» Work request
Would you return all of this data exactly, leaving nothing out?

» Entries shown
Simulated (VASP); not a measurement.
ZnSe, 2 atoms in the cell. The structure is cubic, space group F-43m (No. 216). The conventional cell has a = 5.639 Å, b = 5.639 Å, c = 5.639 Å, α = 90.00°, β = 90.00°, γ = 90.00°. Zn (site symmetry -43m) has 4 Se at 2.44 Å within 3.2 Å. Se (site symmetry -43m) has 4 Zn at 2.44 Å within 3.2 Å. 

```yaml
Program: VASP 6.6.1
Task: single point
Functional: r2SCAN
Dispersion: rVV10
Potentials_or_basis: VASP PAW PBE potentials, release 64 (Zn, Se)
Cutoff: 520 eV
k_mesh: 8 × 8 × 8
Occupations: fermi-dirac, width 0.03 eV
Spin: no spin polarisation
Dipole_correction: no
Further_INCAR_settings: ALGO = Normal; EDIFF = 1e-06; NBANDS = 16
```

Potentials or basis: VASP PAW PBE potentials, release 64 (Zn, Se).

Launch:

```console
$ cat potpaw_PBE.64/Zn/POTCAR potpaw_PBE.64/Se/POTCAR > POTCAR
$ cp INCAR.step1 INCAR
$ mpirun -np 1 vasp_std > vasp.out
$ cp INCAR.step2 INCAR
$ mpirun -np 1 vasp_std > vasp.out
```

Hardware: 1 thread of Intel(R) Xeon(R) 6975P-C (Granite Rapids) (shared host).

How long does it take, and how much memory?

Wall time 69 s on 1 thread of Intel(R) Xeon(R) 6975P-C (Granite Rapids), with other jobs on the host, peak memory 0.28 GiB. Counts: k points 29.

» Written response
Simulated (VASP); not a measurement.
ZnSe, 2 atoms in the cell. The structure is cubic, space group F-43m (No. 216). The conventional cell has a = 5.639 Å, b = 5.639 Å, c = 5.639 Å, α = 90.00°, β = 90.00°, γ = 90.00°. Zn (site symmetry -43m) has 4 Se at 2.44 Å within 3.2 Å. Se (site symmetry -43m) has 4 Zn at 2.44 Å within 3.2 Å. 

```yaml
Program: VASP 6.6.1
Task: single point
Functional: r2SCAN
Dispersion: rVV10
Potentials_or_basis: VASP PAW PBE potentials, release 64 (Zn, Se)
Cutoff: 520 eV
k_mesh: 8 × 8 × 8
Occupations: fermi-dirac, width 0.03 eV
Spin: no spin polarisation
Dipole_correction: no
Further_INCAR_settings: ALGO = Normal; EDIFF = 1e-06; NBANDS = 16
```

Potentials or basis: VASP PAW PBE potentials, release 64 (Zn, Se).

Launch:

```console
$ cat potpaw_PBE.64/Zn/POTCAR potpaw_PBE.64/Se/POTCAR > POTCAR
$ cp INCAR.step1 INCAR
$ mpirun -np 1 vasp_std > vasp.out
$ cp INCAR.step2 INCAR
$ mpirun -np 1 vasp_std > vasp.out
```

Hardware: 1 thread of Intel(R) Xeon(R) 6975P-C (Granite Rapids) (shared host).

How long does it take, and how much memory?

Wall time 69 s on 1 thread of Intel(R) Xeon(R) 6975P-C (Granite Rapids), with other jobs on the host, peak memory 0.28 GiB. Counts: k points 29.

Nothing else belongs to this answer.